Information Start Marker

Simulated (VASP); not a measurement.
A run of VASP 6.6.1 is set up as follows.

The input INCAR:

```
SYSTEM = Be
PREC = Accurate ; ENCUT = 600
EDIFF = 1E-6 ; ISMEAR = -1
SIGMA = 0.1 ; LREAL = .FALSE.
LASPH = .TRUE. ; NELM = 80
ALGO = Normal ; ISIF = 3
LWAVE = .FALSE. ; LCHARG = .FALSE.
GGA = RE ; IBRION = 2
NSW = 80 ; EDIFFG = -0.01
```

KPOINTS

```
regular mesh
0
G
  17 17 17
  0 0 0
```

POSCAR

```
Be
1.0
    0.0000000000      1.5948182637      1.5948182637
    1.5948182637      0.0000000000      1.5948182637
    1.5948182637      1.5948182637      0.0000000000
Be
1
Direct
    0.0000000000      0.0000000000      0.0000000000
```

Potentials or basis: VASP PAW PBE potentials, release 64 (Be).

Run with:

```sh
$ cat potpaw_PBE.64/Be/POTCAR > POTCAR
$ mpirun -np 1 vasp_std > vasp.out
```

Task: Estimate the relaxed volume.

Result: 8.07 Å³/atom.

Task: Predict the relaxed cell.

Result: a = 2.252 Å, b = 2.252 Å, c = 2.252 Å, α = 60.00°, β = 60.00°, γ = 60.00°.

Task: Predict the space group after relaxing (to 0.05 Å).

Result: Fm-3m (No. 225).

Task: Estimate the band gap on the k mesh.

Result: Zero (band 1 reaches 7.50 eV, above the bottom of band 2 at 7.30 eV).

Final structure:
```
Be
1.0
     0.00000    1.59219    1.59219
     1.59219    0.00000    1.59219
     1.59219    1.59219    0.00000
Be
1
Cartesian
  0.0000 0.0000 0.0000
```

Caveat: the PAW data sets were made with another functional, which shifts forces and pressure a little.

Information End Marker

- [Action item] Using the data above, reproduce exactly the lines between those holding "Result: a = 2.252" and "Result: Zero (band", inclusive, and no others.

- [Exercise solution]
Result: a = 2.252 Å, b = 2.252 Å, c = 2.252 Å, α = 60.00°, β = 60.00°, γ = 60.00°.

Task: Predict the space group after relaxing (to 0.05 Å).

Result: Fm-3m (No. 225).

Task: Estimate the band gap on the k mesh.

Result: Zero (band 1 reaches 7.50 eV, above the bottom of band 2 at 7.30 eV).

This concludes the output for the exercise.